[WORK TASK]: Return the lines below exactly, from the first one through the line that has "The run lets". Leave out everything after it.

────────────────────

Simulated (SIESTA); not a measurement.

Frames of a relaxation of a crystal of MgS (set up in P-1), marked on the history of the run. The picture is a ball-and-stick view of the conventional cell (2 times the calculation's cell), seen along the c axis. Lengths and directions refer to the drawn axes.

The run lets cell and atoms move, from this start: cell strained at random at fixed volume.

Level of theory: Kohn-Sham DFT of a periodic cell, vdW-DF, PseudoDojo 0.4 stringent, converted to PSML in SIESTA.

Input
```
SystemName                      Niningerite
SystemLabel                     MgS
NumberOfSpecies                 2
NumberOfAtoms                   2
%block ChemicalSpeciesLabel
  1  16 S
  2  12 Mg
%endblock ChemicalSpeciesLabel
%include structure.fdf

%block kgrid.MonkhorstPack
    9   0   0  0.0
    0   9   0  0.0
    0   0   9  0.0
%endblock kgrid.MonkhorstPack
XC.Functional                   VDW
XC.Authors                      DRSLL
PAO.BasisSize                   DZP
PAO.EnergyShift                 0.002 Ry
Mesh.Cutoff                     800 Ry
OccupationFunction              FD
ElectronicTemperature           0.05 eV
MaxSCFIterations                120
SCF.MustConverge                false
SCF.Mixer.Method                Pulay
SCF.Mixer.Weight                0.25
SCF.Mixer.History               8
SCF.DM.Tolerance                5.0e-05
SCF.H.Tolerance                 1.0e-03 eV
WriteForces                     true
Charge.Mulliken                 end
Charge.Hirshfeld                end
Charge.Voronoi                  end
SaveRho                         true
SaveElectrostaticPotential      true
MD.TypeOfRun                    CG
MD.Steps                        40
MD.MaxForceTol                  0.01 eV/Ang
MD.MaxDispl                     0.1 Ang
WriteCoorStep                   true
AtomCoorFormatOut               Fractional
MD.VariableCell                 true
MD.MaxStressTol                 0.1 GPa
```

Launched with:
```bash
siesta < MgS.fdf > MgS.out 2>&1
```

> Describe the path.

────────────────────

[REPLY]:
Simulated (SIESTA); not a measurement.

Frames of a relaxation of a crystal of MgS (set up in P-1), marked on the history of the run. The picture is a ball-and-stick view of the conventional cell (2 times the calculation's cell), seen along the c axis. Lengths and directions refer to the drawn axes.

The run lets cell and atoms move, from this start: cell strained at random at fixed volume.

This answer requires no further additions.